§ **MATERIAL PROVIDED**
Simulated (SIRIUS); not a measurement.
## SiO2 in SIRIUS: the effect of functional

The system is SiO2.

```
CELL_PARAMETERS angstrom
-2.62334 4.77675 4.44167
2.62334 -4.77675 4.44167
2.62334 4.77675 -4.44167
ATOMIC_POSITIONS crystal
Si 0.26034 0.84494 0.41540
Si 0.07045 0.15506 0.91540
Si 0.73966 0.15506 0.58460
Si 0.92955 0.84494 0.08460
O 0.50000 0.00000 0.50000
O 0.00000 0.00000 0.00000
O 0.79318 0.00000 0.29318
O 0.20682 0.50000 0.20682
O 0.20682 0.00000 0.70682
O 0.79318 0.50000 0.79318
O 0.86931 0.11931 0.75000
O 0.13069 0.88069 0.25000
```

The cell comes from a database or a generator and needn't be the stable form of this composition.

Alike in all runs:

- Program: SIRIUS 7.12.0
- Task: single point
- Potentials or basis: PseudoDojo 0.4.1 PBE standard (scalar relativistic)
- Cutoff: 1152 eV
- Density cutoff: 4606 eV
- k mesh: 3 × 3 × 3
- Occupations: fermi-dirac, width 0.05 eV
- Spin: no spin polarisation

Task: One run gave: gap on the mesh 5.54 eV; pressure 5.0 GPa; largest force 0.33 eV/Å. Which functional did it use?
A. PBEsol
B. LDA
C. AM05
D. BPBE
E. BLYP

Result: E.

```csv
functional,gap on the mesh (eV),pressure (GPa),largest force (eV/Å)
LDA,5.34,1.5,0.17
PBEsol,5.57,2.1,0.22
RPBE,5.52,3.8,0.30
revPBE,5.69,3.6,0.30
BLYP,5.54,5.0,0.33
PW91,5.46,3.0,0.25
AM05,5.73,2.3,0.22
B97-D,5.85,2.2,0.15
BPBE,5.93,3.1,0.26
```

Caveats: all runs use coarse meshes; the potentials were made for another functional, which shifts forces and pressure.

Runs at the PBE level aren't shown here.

§ **WORK INSTRUCTION**
Take the lines from the first line of the listing up to and including the line with "Caveats: all runs" and give them again exactly.

§ **ANSWER SECTION**
Simulated (SIRIUS); not a measurement.
## SiO2 in SIRIUS: the effect of functional

The system is SiO2.

```
CELL_PARAMETERS angstrom
-2.62334 4.77675 4.44167
2.62334 -4.77675 4.44167
2.62334 4.77675 -4.44167
ATOMIC_POSITIONS crystal
Si 0.26034 0.84494 0.41540
Si 0.07045 0.15506 0.91540
Si 0.73966 0.15506 0.58460
Si 0.92955 0.84494 0.08460
O 0.50000 0.00000 0.50000
O 0.00000 0.00000 0.00000
O 0.79318 0.00000 0.29318
O 0.20682 0.50000 0.20682
O 0.20682 0.00000 0.70682
O 0.79318 0.50000 0.79318
O 0.86931 0.11931 0.75000
O 0.13069 0.88069 0.25000
```

The cell comes from a database or a generator and needn't be the stable form of this composition.

Alike in all runs:

- Program: SIRIUS 7.12.0
- Task: single point
- Potentials or basis: PseudoDojo 0.4.1 PBE standard (scalar relativistic)
- Cutoff: 1152 eV
- Density cutoff: 4606 eV
- k mesh: 3 × 3 × 3
- Occupations: fermi-dirac, width 0.05 eV
- Spin: no spin polarisation

Task: One run gave: gap on the mesh 5.54 eV; pressure 5.0 GPa; largest force 0.33 eV/Å. Which functional did it use?
A. PBEsol
B. LDA
C. AM05
D. BPBE
E. BLYP

Result: E.

```csv
functional,gap on the mesh (eV),pressure (GPa),largest force (eV/Å)
LDA,5.34,1.5,0.17
PBEsol,5.57,2.1,0.22
RPBE,5.52,3.8,0.30
revPBE,5.69,3.6,0.30
BLYP,5.54,5.0,0.33
PW91,5.46,3.0,0.25
AM05,5.73,2.3,0.22
B97-D,5.85,2.2,0.15
BPBE,5.93,3.1,0.26
```

Caveats: all runs use coarse meshes; the potentials were made for another functional, which shifts forces and pressure.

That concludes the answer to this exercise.